Entries provided:
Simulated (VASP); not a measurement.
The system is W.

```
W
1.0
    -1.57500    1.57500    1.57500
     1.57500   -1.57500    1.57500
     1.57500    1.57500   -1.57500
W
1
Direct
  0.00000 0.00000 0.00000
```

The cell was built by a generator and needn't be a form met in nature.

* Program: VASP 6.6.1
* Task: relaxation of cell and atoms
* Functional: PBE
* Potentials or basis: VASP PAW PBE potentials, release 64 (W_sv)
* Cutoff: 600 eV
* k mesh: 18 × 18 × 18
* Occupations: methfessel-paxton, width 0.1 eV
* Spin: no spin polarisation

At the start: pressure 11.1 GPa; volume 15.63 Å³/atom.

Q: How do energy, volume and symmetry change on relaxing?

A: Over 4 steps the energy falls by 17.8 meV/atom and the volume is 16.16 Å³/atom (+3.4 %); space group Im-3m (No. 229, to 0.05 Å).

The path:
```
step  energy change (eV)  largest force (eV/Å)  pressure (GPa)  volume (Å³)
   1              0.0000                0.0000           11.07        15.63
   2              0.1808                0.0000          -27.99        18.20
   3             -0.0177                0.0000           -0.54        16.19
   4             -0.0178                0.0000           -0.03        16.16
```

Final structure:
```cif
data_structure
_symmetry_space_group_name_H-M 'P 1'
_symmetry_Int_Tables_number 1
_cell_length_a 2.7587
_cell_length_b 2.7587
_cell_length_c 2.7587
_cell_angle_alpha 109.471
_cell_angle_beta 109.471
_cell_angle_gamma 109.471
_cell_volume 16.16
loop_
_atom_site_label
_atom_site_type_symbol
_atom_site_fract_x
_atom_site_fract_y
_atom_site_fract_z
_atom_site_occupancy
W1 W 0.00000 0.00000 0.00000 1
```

Activity:
Look above for the line that contains "Program: VASP 6.6.1". Starting there, transcribe every line exactly until you have copied the line that contains "At the start: pressure".

Answer area:
* Program: VASP 6.6.1
* Task: relaxation of cell and atoms
* Functional: PBE
* Potentials or basis: VASP PAW PBE potentials, release 64 (W_sv)
* Cutoff: 600 eV
* k mesh: 18 × 18 × 18
* Occupations: methfessel-paxton, width 0.1 eV
* Spin: no spin polarisation

At the start: pressure 11.1 GPa; volume 15.63 Å³/atom.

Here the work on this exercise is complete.